▸ **DATASET EXTRACT**
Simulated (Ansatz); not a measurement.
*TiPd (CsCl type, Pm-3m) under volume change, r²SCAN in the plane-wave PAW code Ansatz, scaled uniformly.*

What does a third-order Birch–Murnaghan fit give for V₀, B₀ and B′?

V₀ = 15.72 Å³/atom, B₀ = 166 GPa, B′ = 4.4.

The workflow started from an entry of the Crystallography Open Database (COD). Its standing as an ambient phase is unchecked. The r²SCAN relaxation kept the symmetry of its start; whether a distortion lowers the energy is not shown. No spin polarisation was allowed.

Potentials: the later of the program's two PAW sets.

▸ **ASSIGNED TASK**
Write down every line of the data exactly as it appears above.

▸ **ANSWER SECTION**
Simulated (Ansatz); not a measurement.
*TiPd (CsCl type, Pm-3m) under volume change, r²SCAN in the plane-wave PAW code Ansatz, scaled uniformly.*

What does a third-order Birch–Murnaghan fit give for V₀, B₀ and B′?

V₀ = 15.72 Å³/atom, B₀ = 166 GPa, B′ = 4.4.

The workflow started from an entry of the Crystallography Open Database (COD). Its standing as an ambient phase is unchecked. The r²SCAN relaxation kept the symmetry of its start; whether a distortion lowers the energy is not shown. No spin polarisation was allowed.

Potentials: the later of the program's two PAW sets.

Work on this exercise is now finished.